• Data under study
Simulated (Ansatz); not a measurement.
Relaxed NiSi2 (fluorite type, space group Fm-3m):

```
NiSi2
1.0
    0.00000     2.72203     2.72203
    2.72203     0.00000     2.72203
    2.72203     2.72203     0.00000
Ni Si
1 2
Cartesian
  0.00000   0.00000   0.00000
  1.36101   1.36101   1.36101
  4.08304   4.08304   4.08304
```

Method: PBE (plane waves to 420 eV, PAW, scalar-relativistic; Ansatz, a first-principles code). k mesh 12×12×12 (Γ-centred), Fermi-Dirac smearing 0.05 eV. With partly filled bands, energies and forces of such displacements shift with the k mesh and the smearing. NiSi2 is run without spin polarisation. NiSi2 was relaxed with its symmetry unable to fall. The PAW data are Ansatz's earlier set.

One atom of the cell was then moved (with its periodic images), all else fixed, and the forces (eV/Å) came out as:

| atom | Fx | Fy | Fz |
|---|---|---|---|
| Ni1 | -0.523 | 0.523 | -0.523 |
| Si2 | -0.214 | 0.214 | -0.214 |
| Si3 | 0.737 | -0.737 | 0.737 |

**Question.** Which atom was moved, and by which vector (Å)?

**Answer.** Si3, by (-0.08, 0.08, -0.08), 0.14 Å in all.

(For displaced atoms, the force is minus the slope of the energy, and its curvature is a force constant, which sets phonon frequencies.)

• Work order
The reply should hold only the lines from the first line of the listing above through the line with "which vector (Å)?", each copied exactly.

• Task output
Simulated (Ansatz); not a measurement.
Relaxed NiSi2 (fluorite type, space group Fm-3m):

```
NiSi2
1.0
    0.00000     2.72203     2.72203
    2.72203     0.00000     2.72203
    2.72203     2.72203     0.00000
Ni Si
1 2
Cartesian
  0.00000   0.00000   0.00000
  1.36101   1.36101   1.36101
  4.08304   4.08304   4.08304
```

Method: PBE (plane waves to 420 eV, PAW, scalar-relativistic; Ansatz, a first-principles code). k mesh 12×12×12 (Γ-centred), Fermi-Dirac smearing 0.05 eV. With partly filled bands, energies and forces of such displacements shift with the k mesh and the smearing. NiSi2 is run without spin polarisation. NiSi2 was relaxed with its symmetry unable to fall. The PAW data are Ansatz's earlier set.

One atom of the cell was then moved (with its periodic images), all else fixed, and the forces (eV/Å) came out as:

| atom | Fx | Fy | Fz |
|---|---|---|---|
| Ni1 | -0.523 | 0.523 | -0.523 |
| Si2 | -0.214 | 0.214 | -0.214 |
| Si3 | 0.737 | -0.737 | 0.737 |

**Question.** Which atom was moved, and by which vector (Å)?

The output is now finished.